▶ [Work instruction] Write out all of the entries exactly as given.

▶ [Raw data]
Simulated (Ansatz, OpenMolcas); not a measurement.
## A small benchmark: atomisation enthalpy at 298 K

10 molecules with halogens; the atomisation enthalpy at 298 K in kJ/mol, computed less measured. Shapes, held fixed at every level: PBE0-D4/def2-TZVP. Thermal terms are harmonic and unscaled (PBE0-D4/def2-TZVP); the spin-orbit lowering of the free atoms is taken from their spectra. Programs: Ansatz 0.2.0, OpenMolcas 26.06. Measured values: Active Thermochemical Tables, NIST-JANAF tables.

▶ [Written response]
Simulated (Ansatz, OpenMolcas); not a measurement.
## A small benchmark: atomisation enthalpy at 298 K

10 molecules with halogens; the atomisation enthalpy at 298 K in kJ/mol, computed less measured. Shapes, held fixed at every level: PBE0-D4/def2-TZVP. Thermal terms are harmonic and unscaled (PBE0-D4/def2-TZVP); the spin-orbit lowering of the free atoms is taken from their spectra. Programs: Ansatz 0.2.0, OpenMolcas 26.06. Measured values: Active Thermochemical Tables, NIST-JANAF tables.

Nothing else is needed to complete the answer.